Assigned task:
The records below need copying. Match each line exactly.

-*-*-
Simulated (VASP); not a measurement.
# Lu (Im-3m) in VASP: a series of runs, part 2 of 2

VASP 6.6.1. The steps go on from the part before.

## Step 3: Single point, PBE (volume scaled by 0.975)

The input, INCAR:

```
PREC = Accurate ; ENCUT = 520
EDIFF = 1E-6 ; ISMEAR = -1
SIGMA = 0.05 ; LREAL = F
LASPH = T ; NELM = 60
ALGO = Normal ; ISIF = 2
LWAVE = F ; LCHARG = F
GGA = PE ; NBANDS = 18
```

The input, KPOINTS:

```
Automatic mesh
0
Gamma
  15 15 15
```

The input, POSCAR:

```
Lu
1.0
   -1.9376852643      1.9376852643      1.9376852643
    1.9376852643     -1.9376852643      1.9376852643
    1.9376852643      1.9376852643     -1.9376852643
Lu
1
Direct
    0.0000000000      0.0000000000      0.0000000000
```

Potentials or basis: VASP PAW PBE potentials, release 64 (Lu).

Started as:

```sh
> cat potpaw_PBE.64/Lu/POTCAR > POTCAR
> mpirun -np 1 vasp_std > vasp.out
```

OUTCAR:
-*-*-

Answer section:
Simulated (VASP); not a measurement.
# Lu (Im-3m) in VASP: a series of runs, part 2 of 2

VASP 6.6.1. The steps go on from the part before.

## Step 3: Single point, PBE (volume scaled by 0.975)

The input, INCAR:

```
PREC = Accurate ; ENCUT = 520
EDIFF = 1E-6 ; ISMEAR = -1
SIGMA = 0.05 ; LREAL = F
LASPH = T ; NELM = 60
ALGO = Normal ; ISIF = 2
LWAVE = F ; LCHARG = F
GGA = PE ; NBANDS = 18
```

The input, KPOINTS:

```
Automatic mesh
0
Gamma
  15 15 15
```

The input, POSCAR:

```
Lu
1.0
   -1.9376852643      1.9376852643      1.9376852643
    1.9376852643     -1.9376852643      1.9376852643
    1.9376852643      1.9376852643     -1.9376852643
Lu
1
Direct
    0.0000000000      0.0000000000      0.0000000000
```

Potentials or basis: VASP PAW PBE potentials, release 64 (Lu).

Started as:

```sh
> cat potpaw_PBE.64/Lu/POTCAR > POTCAR
> mpirun -np 1 vasp_std > vasp.out
```

OUTCAR:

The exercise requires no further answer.